> **Work request**
Return all records exactly. Nothing may be added.

> **Extracted material**
********

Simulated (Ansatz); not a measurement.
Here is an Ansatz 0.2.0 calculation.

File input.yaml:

********

> **Response**
Simulated (Ansatz); not a measurement.
Here is an Ansatz 0.2.0 calculation.

File input.yaml:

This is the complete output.